───── AVAILABLE DATA ─────
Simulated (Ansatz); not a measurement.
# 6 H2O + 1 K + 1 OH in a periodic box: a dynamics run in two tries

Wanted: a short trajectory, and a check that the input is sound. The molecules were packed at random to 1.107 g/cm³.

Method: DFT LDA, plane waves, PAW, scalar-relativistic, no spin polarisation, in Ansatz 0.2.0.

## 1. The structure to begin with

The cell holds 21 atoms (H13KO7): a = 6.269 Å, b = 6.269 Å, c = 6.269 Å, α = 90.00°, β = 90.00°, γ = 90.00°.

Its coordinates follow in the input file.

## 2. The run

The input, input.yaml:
─────

**WORK ORDER:** Output the records in full, exactly.

**TASK SOLUTION:**
Simulated (Ansatz); not a measurement.
# 6 H2O + 1 K + 1 OH in a periodic box: a dynamics run in two tries

Wanted: a short trajectory, and a check that the input is sound. The molecules were packed at random to 1.107 g/cm³.

Method: DFT LDA, plane waves, PAW, scalar-relativistic, no spin polarisation, in Ansatz 0.2.0.

## 1. The structure to begin with

The cell holds 21 atoms (H13KO7): a = 6.269 Å, b = 6.269 Å, c = 6.269 Å, α = 90.00°, β = 90.00°, γ = 90.00°.

Its coordinates follow in the input file.

## 2. The run

The input, input.yaml:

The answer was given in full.